=======

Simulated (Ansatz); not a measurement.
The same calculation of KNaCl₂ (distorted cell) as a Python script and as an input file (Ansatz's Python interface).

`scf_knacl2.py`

=======

- Work instruction -
Beginning at the top of the entries above, output each line exactly, and end with the line in which "The same calculation" appears.

- Task answer -
Simulated (Ansatz); not a measurement.
The same calculation of KNaCl₂ (distorted cell) as a Python script and as an input file (Ansatz's Python interface).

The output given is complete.